(Listed records Opens)

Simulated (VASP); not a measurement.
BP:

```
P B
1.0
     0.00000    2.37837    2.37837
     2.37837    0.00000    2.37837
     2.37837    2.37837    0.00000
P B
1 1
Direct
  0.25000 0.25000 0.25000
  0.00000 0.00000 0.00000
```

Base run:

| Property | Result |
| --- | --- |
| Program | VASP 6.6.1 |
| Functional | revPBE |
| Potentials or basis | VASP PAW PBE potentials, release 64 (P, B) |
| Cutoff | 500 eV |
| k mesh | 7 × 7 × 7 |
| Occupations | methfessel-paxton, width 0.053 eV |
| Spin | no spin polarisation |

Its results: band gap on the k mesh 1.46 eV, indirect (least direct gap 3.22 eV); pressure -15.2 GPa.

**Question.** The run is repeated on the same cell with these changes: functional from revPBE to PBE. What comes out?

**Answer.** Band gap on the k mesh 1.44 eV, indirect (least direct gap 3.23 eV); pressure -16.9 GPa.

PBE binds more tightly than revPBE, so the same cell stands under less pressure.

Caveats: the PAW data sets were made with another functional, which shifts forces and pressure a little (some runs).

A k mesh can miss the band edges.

(Listed records Closes)

▶ Requirement:
Would you retype the lines above from the one with "Cutoff | 500 eV |" down to the one with "Its results: band", word for word, both ends included and no other lines?

▶ Written response:
| Cutoff | 500 eV |
| k mesh | 7 × 7 × 7 |
| Occupations | methfessel-paxton, width 0.053 eV |
| Spin | no spin polarisation |

Its results: band gap on the k mesh 1.46 eV, indirect (least direct gap 3.22 eV); pressure -15.2 GPa.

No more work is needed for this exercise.